▶ [Requirement] Each line of the data should be transcribed exactly as given.

►

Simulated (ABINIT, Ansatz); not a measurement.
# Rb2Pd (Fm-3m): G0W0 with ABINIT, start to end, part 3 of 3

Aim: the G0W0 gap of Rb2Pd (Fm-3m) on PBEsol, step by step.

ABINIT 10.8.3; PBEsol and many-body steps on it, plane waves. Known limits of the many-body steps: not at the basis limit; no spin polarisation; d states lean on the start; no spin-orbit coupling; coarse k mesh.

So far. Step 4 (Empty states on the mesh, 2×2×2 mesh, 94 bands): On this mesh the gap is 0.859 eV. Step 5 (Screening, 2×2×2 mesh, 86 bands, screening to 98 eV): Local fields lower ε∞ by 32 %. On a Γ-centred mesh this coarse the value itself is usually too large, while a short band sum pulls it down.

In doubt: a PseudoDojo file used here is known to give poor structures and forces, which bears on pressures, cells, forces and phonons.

◄

▶ [Exercise answer]
Simulated (ABINIT, Ansatz); not a measurement.
# Rb2Pd (Fm-3m): G0W0 with ABINIT, start to end, part 3 of 3

Aim: the G0W0 gap of Rb2Pd (Fm-3m) on PBEsol, step by step.

ABINIT 10.8.3; PBEsol and many-body steps on it, plane waves. Known limits of the many-body steps: not at the basis limit; no spin polarisation; d states lean on the start; no spin-orbit coupling; coarse k mesh.

So far. Step 4 (Empty states on the mesh, 2×2×2 mesh, 94 bands): On this mesh the gap is 0.859 eV. Step 5 (Screening, 2×2×2 mesh, 86 bands, screening to 98 eV): Local fields lower ε∞ by 32 %. On a Γ-centred mesh this coarse the value itself is usually too large, while a short band sum pulls it down.

In doubt: a PseudoDojo file used here is known to give poor structures and forces, which bears on pressures, cells, forces and phonons.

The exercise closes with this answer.